• INFORMATION SUPPLIED:
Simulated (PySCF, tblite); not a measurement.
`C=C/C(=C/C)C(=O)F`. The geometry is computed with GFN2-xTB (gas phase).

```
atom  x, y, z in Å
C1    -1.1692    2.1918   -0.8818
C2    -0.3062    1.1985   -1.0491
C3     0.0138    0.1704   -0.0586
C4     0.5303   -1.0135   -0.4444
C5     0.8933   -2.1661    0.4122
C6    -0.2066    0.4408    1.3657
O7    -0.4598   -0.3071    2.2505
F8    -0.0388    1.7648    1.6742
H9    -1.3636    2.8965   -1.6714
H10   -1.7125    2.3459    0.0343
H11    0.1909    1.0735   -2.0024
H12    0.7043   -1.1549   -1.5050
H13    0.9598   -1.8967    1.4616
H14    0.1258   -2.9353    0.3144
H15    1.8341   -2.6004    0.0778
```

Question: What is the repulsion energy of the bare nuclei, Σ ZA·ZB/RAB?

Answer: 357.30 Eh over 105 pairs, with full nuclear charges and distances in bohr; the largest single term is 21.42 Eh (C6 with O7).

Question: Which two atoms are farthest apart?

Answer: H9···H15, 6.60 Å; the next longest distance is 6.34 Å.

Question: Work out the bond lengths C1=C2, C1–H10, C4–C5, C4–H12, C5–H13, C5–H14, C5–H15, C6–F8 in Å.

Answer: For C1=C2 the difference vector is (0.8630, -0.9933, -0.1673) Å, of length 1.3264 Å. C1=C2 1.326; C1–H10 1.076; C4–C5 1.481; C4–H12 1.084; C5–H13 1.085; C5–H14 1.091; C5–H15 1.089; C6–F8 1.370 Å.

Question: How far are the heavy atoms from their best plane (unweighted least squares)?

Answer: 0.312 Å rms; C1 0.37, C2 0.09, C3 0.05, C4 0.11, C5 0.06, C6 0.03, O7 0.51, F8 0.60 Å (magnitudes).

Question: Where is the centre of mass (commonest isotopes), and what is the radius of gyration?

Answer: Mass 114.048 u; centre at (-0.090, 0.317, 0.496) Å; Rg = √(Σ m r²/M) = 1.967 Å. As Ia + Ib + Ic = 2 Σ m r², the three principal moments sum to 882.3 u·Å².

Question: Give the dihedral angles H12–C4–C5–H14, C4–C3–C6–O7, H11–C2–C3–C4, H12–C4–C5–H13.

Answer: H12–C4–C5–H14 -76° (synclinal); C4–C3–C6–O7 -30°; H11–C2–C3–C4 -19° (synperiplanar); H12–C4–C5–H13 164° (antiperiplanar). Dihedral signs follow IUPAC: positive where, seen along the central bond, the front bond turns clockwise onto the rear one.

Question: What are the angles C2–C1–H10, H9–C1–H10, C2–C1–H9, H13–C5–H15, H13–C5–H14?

• ACTION ITEM: Could you write out exactly the lines above, starting at the first one and ending with the line that has "Answer: For C1=C2"?

• TASK ANSWER:
Simulated (PySCF, tblite); not a measurement.
`C=C/C(=C/C)C(=O)F`. The geometry is computed with GFN2-xTB (gas phase).

```
atom  x, y, z in Å
C1    -1.1692    2.1918   -0.8818
C2    -0.3062    1.1985   -1.0491
C3     0.0138    0.1704   -0.0586
C4     0.5303   -1.0135   -0.4444
C5     0.8933   -2.1661    0.4122
C6    -0.2066    0.4408    1.3657
O7    -0.4598   -0.3071    2.2505
F8    -0.0388    1.7648    1.6742
H9    -1.3636    2.8965   -1.6714
H10   -1.7125    2.3459    0.0343
H11    0.1909    1.0735   -2.0024
H12    0.7043   -1.1549   -1.5050
H13    0.9598   -1.8967    1.4616
H14    0.1258   -2.9353    0.3144
H15    1.8341   -2.6004    0.0778
```

Question: What is the repulsion energy of the bare nuclei, Σ ZA·ZB/RAB?

Answer: 357.30 Eh over 105 pairs, with full nuclear charges and distances in bohr; the largest single term is 21.42 Eh (C6 with O7).

Question: Which two atoms are farthest apart?

Answer: H9···H15, 6.60 Å; the next longest distance is 6.34 Å.

Question: Work out the bond lengths C1=C2, C1–H10, C4–C5, C4–H12, C5–H13, C5–H14, C5–H15, C6–F8 in Å.

Answer: For C1=C2 the difference vector is (0.8630, -0.9933, -0.1673) Å, of length 1.3264 Å. C1=C2 1.326; C1–H10 1.076; C4–C5 1.481; C4–H12 1.084; C5–H13 1.085; C5–H14 1.091; C5–H15 1.089; C6–F8 1.370 Å.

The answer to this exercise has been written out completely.